--- Source information ---
================================
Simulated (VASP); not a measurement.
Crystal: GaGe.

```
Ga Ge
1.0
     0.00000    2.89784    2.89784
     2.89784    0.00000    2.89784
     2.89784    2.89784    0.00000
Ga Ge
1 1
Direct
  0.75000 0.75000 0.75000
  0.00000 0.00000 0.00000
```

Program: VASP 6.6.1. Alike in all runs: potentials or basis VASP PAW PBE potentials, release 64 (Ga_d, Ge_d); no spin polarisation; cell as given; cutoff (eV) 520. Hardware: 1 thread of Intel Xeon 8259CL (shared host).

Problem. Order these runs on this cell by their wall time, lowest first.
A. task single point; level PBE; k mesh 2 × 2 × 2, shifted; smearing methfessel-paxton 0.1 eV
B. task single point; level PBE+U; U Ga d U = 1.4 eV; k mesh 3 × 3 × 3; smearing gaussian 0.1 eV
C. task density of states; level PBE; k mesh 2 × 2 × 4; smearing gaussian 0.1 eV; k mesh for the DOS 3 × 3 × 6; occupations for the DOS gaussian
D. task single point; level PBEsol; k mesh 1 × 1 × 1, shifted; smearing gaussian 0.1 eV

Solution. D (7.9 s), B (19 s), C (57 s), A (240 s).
================================

Set down the data in full, word for word.

Simulated (VASP); not a measurement.
Crystal: GaGe.

```
Ga Ge
1.0
     0.00000    2.89784    2.89784
     2.89784    0.00000    2.89784
     2.89784    2.89784    0.00000
Ga Ge
1 1
Direct
  0.75000 0.75000 0.75000
  0.00000 0.00000 0.00000
```

Program: VASP 6.6.1. Alike in all runs: potentials or basis VASP PAW PBE potentials, release 64 (Ga_d, Ge_d); no spin polarisation; cell as given; cutoff (eV) 520. Hardware: 1 thread of Intel Xeon 8259CL (shared host).

Problem. Order these runs on this cell by their wall time, lowest first.
A. task single point; level PBE; k mesh 2 × 2 × 2, shifted; smearing methfessel-paxton 0.1 eV
B. task single point; level PBE+U; U Ga d U = 1.4 eV; k mesh 3 × 3 × 3; smearing gaussian 0.1 eV
C. task density of states; level PBE; k mesh 2 × 2 × 4; smearing gaussian 0.1 eV; k mesh for the DOS 3 × 3 × 6; occupations for the DOS gaussian
D. task single point; level PBEsol; k mesh 1 × 1 × 1, shifted; smearing gaussian 0.1 eV

Solution. D (7.9 s), B (19 s), C (57 s), A (240 s).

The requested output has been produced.